Work order: Every line from the top of the material through the line holding "22 atoms, charge 0, spin multiplicity 1." should be copied exactly, and only those lines.

[[ Dataset extract open ]]

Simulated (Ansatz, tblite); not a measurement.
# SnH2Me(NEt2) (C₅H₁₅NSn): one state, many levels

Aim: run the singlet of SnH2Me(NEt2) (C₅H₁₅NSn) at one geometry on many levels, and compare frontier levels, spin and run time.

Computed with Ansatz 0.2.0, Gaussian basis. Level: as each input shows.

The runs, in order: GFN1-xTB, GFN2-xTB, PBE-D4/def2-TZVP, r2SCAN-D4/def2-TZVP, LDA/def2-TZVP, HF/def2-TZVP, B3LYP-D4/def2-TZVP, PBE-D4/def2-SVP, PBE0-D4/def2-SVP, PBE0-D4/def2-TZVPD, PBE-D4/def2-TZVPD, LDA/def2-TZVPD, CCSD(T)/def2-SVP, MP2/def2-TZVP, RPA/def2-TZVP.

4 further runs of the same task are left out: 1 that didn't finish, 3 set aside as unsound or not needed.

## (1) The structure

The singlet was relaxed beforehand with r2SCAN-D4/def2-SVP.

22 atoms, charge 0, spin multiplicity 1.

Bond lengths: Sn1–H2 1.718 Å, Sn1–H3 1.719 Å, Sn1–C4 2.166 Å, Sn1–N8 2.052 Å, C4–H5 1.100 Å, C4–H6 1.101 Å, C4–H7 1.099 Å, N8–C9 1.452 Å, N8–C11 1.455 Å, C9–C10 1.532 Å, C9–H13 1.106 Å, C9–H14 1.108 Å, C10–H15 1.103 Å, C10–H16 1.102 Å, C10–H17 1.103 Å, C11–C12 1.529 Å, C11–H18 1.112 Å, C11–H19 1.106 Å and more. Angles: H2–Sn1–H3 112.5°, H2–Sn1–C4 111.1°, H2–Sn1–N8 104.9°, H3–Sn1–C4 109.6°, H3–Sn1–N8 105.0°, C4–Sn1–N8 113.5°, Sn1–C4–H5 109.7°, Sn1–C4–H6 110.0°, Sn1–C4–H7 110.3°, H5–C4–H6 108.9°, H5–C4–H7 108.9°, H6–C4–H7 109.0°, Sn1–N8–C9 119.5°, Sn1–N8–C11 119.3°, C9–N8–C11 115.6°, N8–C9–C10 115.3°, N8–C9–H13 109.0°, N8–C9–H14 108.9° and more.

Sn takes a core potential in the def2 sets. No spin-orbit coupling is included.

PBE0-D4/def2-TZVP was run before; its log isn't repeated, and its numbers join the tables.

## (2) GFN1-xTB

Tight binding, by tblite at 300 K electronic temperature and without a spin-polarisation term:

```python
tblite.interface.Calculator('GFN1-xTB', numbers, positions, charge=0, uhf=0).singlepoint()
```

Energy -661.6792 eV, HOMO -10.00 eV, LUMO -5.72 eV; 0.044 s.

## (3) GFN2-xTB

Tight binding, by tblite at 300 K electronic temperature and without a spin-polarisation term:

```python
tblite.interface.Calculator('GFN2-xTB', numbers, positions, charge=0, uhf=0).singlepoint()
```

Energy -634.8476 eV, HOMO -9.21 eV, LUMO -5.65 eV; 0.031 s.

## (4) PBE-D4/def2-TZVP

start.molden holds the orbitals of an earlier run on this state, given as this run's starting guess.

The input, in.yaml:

[[ Dataset extract closed ]]

Solution:
Simulated (Ansatz, tblite); not a measurement.
# SnH2Me(NEt2) (C₅H₁₅NSn): one state, many levels

Aim: run the singlet of SnH2Me(NEt2) (C₅H₁₅NSn) at one geometry on many levels, and compare frontier levels, spin and run time.

Computed with Ansatz 0.2.0, Gaussian basis. Level: as each input shows.

The runs, in order: GFN1-xTB, GFN2-xTB, PBE-D4/def2-TZVP, r2SCAN-D4/def2-TZVP, LDA/def2-TZVP, HF/def2-TZVP, B3LYP-D4/def2-TZVP, PBE-D4/def2-SVP, PBE0-D4/def2-SVP, PBE0-D4/def2-TZVPD, PBE-D4/def2-TZVPD, LDA/def2-TZVPD, CCSD(T)/def2-SVP, MP2/def2-TZVP, RPA/def2-TZVP.

4 further runs of the same task are left out: 1 that didn't finish, 3 set aside as unsound or not needed.

## (1) The structure

The singlet was relaxed beforehand with r2SCAN-D4/def2-SVP.

22 atoms, charge 0, spin multiplicity 1.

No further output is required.